Work instruction
In the records below, find the line holding "Constants are typed, rounded" and the line holding "Only gate voltages". Set down both, with every line between them, exactly.

* * * * * * * * *
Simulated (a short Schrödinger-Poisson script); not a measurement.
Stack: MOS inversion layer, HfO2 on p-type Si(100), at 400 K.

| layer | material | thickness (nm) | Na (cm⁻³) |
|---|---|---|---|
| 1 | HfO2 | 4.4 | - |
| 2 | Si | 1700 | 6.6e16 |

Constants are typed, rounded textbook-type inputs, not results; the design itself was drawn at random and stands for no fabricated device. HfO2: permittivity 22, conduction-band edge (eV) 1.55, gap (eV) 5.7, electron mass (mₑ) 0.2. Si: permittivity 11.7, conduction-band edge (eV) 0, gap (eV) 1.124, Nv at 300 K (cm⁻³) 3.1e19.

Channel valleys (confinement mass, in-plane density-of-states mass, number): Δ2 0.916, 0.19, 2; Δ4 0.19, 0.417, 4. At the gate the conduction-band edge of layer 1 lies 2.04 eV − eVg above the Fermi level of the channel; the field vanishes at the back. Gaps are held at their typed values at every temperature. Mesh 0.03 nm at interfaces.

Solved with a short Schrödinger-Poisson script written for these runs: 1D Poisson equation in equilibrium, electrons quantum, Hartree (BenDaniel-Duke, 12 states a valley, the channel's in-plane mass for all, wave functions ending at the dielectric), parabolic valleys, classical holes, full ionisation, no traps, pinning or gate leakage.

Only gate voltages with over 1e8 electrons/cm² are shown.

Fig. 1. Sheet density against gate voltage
* * * * * * * * *

Answer space
Constants are typed, rounded textbook-type inputs, not results; the design itself was drawn at random and stands for no fabricated device. HfO2: permittivity 22, conduction-band edge (eV) 1.55, gap (eV) 5.7, electron mass (mₑ) 0.2. Si: permittivity 11.7, conduction-band edge (eV) 0, gap (eV) 1.124, Nv at 300 K (cm⁻³) 3.1e19.

Channel valleys (confinement mass, in-plane density-of-states mass, number): Δ2 0.916, 0.19, 2; Δ4 0.19, 0.417, 4. At the gate the conduction-band edge of layer 1 lies 2.04 eV − eVg above the Fermi level of the channel; the field vanishes at the back. Gaps are held at their typed values at every temperature. Mesh 0.03 nm at interfaces.

Solved with a short Schrödinger-Poisson script written for these runs: 1D Poisson equation in equilibrium, electrons quantum, Hartree (BenDaniel-Duke, 12 states a valley, the channel's in-plane mass for all, wave functions ending at the dielectric), parabolic valleys, classical holes, full ionisation, no traps, pinning or gate leakage.

Only gate voltages with over 1e8 electrons/cm² are shown.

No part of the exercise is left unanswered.